Please set the lines down again exactly, from the top of the entries through the line that contains "ux | uy | uz |".

————————

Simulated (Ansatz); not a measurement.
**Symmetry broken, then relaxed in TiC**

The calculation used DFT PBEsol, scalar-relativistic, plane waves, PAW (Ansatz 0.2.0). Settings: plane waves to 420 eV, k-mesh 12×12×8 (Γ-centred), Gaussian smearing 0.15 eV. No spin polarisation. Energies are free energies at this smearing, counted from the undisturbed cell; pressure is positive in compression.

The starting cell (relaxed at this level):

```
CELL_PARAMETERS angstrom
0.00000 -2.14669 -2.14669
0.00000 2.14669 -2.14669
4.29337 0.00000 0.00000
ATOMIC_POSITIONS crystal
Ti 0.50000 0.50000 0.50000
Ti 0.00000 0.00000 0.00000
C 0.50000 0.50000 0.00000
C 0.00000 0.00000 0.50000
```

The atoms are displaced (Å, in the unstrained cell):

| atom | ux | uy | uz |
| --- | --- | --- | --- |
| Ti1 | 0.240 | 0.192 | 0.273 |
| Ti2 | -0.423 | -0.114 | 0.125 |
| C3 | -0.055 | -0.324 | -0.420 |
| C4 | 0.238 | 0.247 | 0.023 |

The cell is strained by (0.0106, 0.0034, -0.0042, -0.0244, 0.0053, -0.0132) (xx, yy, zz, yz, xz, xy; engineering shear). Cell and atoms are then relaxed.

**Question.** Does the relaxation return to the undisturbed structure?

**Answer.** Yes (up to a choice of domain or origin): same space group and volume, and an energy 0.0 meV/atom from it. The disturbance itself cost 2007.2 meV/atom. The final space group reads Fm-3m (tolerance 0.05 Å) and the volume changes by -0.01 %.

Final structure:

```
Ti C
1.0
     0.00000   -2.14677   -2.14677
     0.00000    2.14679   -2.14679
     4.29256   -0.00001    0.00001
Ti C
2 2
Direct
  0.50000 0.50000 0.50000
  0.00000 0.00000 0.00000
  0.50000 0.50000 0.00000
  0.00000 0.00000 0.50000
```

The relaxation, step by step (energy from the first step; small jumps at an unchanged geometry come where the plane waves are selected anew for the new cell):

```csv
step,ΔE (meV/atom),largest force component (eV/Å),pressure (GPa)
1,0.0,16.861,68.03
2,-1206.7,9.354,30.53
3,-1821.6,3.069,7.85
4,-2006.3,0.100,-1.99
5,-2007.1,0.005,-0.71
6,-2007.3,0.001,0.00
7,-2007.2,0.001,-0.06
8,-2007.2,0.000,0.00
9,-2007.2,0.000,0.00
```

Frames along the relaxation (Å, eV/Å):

————————

Task answer
Simulated (Ansatz); not a measurement.
**Symmetry broken, then relaxed in TiC**

The calculation used DFT PBEsol, scalar-relativistic, plane waves, PAW (Ansatz 0.2.0). Settings: plane waves to 420 eV, k-mesh 12×12×8 (Γ-centred), Gaussian smearing 0.15 eV. No spin polarisation. Energies are free energies at this smearing, counted from the undisturbed cell; pressure is positive in compression.

The starting cell (relaxed at this level):

```
CELL_PARAMETERS angstrom
0.00000 -2.14669 -2.14669
0.00000 2.14669 -2.14669
4.29337 0.00000 0.00000
ATOMIC_POSITIONS crystal
Ti 0.50000 0.50000 0.50000
Ti 0.00000 0.00000 0.00000
C 0.50000 0.50000 0.00000
C 0.00000 0.00000 0.50000
```

The atoms are displaced (Å, in the unstrained cell):

| atom | ux | uy | uz |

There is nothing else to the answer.